Brief: Each record below is to be reproduced without any change.

[[ Record extracts, beginning ]]

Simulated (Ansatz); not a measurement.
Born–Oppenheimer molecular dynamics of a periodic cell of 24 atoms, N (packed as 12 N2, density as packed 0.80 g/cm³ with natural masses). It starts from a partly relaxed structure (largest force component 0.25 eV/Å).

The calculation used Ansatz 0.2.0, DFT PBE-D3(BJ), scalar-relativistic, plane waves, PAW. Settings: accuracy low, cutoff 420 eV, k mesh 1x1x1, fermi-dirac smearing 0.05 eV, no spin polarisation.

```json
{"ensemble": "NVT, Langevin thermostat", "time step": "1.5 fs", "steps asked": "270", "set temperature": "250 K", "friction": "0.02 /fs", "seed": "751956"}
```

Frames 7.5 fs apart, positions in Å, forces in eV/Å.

[[ Record extracts, end ]]

Reply:
Simulated (Ansatz); not a measurement.
Born–Oppenheimer molecular dynamics of a periodic cell of 24 atoms, N (packed as 12 N2, density as packed 0.80 g/cm³ with natural masses). It starts from a partly relaxed structure (largest force component 0.25 eV/Å).

The calculation used Ansatz 0.2.0, DFT PBE-D3(BJ), scalar-relativistic, plane waves, PAW. Settings: accuracy low, cutoff 420 eV, k mesh 1x1x1, fermi-dirac smearing 0.05 eV, no spin polarisation.

```json
{"ensemble": "NVT, Langevin thermostat", "time step": "1.5 fs", "steps asked": "270", "set temperature": "250 K", "friction": "0.02 /fs", "seed": "751956"}
```

Frames 7.5 fs apart, positions in Å, forces in eV/Å.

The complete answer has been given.